┌─ Exercise data

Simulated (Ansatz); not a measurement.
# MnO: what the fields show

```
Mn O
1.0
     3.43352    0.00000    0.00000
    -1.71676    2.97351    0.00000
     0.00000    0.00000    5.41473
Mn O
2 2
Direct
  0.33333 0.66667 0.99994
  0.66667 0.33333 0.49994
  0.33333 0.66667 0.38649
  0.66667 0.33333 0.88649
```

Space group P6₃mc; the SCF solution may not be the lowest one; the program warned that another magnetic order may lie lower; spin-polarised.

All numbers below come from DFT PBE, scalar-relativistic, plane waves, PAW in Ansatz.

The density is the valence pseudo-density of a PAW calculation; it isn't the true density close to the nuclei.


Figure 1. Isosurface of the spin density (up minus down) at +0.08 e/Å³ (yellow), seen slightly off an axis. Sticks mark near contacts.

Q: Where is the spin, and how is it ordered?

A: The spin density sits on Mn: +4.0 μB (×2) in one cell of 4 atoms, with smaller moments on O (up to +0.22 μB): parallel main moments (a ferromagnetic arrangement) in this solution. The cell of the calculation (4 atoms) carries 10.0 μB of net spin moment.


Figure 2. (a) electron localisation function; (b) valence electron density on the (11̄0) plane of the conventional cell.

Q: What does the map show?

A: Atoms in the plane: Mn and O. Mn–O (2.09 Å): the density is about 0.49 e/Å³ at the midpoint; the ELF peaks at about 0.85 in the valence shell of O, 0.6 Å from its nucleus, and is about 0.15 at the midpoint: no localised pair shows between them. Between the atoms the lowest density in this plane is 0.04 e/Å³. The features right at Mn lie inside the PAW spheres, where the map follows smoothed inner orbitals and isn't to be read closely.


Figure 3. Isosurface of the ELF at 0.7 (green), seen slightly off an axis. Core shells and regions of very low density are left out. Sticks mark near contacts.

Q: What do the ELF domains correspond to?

└─

Exercise
Look above for the line with "A: Atoms in"; retype exactly that line, every line after it up to the line with "Figure 3. Isosurface", and that line too, nothing else.

Your response
A: Atoms in the plane: Mn and O. Mn–O (2.09 Å): the density is about 0.49 e/Å³ at the midpoint; the ELF peaks at about 0.85 in the valence shell of O, 0.6 Å from its nucleus, and is about 0.15 at the midpoint: no localised pair shows between them. Between the atoms the lowest density in this plane is 0.04 e/Å³. The features right at Mn lie inside the PAW spheres, where the map follows smoothed inner orbitals and isn't to be read closely.


Figure 3. Isosurface of the ELF at 0.7 (green), seen slightly off an axis. Core shells and regions of very low density are left out. Sticks mark near contacts.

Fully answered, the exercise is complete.